________________________

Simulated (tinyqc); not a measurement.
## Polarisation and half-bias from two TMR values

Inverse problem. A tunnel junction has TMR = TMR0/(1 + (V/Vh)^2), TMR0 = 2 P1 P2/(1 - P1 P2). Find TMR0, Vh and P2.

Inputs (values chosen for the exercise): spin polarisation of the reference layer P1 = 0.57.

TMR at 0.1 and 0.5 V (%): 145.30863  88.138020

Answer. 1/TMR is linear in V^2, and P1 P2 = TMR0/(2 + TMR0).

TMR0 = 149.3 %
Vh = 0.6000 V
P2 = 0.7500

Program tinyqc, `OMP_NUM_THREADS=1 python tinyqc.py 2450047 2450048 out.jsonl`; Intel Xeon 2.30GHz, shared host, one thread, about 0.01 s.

________________________

From the first line to the last, return the data exactly.

Written reply:
Simulated (tinyqc); not a measurement.
## Polarisation and half-bias from two TMR values

Inverse problem. A tunnel junction has TMR = TMR0/(1 + (V/Vh)^2), TMR0 = 2 P1 P2/(1 - P1 P2). Find TMR0, Vh and P2.

Inputs (values chosen for the exercise): spin polarisation of the reference layer P1 = 0.57.

TMR at 0.1 and 0.5 V (%): 145.30863  88.138020

Answer. 1/TMR is linear in V^2, and P1 P2 = TMR0/(2 + TMR0).

TMR0 = 149.3 %
Vh = 0.6000 V
P2 = 0.7500

Program tinyqc, `OMP_NUM_THREADS=1 python tinyqc.py 2450047 2450048 out.jsonl`; Intel Xeon 2.30GHz, shared host, one thread, about 0.01 s.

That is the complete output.